===
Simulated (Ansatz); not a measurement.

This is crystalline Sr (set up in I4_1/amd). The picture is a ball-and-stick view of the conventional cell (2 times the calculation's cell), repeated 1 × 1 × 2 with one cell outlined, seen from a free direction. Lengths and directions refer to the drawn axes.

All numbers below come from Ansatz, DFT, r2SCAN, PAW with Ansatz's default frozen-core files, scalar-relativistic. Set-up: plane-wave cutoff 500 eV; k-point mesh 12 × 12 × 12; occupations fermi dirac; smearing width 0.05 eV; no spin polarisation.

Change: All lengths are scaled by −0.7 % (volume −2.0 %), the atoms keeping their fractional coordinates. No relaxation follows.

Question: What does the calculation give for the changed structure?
===

## Requirement:
Retype, exactly and with nothing added, the lines of the material above from the first through the one that contains "Change: All lengths".

## Exercise solution:
Simulated (Ansatz); not a measurement.

This is crystalline Sr (set up in I4_1/amd). The picture is a ball-and-stick view of the conventional cell (2 times the calculation's cell), repeated 1 × 1 × 2 with one cell outlined, seen from a free direction. Lengths and directions refer to the drawn axes.

All numbers below come from Ansatz, DFT, r2SCAN, PAW with Ansatz's default frozen-core files, scalar-relativistic. Set-up: plane-wave cutoff 500 eV; k-point mesh 12 × 12 × 12; occupations fermi dirac; smearing width 0.05 eV; no spin polarisation.

Change: All lengths are scaled by −0.7 % (volume −2.0 %), the atoms keeping their fractional coordinates. No relaxation follows.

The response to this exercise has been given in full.